▶ [WORK INSTRUCTION] Starting at the top of the listing below, copy each line exactly, stopping after the line that contains "A calculation, not".

▶ [INFORMATION PROVIDED]
-- -- --
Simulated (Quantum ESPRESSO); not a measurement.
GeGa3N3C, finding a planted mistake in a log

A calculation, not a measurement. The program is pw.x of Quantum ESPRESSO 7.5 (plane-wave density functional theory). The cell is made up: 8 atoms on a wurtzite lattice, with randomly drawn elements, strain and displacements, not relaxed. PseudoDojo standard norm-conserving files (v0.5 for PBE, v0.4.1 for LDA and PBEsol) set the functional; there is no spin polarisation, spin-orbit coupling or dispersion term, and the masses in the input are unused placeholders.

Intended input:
-- -- --

▶ [EXPECTED ANSWER]
Simulated (Quantum ESPRESSO); not a measurement.
GeGa3N3C, finding a planted mistake in a log

A calculation, not a measurement. The program is pw.x of Quantum ESPRESSO 7.5 (plane-wave density functional theory). The cell is made up: 8 atoms on a wurtzite lattice, with randomly drawn elements, strain and displacements, not relaxed. PseudoDojo standard norm-conserving files (v0.5 for PBE, v0.4.1 for LDA and PBEsol) set the functional; there is no spin polarisation, spin-orbit coupling or dispersion term, and the masses in the input are unused placeholders.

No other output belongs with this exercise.